ACTIVITY :: Every line of the material must be copied exactly.

┌────────

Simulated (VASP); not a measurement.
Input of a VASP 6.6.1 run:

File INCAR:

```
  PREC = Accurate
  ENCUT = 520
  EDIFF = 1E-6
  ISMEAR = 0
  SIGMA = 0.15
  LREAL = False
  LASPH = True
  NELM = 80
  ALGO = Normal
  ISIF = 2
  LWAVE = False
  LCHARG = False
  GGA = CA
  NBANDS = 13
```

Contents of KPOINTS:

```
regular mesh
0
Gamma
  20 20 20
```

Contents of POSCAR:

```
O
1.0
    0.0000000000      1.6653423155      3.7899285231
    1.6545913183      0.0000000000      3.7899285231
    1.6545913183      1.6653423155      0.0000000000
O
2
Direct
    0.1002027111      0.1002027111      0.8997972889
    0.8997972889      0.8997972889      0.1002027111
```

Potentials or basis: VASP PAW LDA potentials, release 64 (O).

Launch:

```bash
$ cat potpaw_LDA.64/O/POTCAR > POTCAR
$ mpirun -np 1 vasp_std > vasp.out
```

└────────

ANSWER AREA ::
Simulated (VASP); not a measurement.
Input of a VASP 6.6.1 run:

File INCAR:

```
  PREC = Accurate
  ENCUT = 520
  EDIFF = 1E-6
  ISMEAR = 0
  SIGMA = 0.15
  LREAL = False
  LASPH = True
  NELM = 80
  ALGO = Normal
  ISIF = 2
  LWAVE = False
  LCHARG = False
  GGA = CA
  NBANDS = 13
```

Contents of KPOINTS:

```
regular mesh
0
Gamma
  20 20 20
```

Contents of POSCAR:

```
O
1.0
    0.0000000000      1.6653423155      3.7899285231
    1.6545913183      0.0000000000      3.7899285231
    1.6545913183      1.6653423155      0.0000000000
O
2
Direct
    0.1002027111      0.1002027111      0.8997972889
    0.8997972889      0.8997972889      0.1002027111
```

Potentials or basis: VASP PAW LDA potentials, release 64 (O).

Launch:

```bash
$ cat potpaw_LDA.64/O/POTCAR > POTCAR
$ mpirun -np 1 vasp_std > vasp.out
```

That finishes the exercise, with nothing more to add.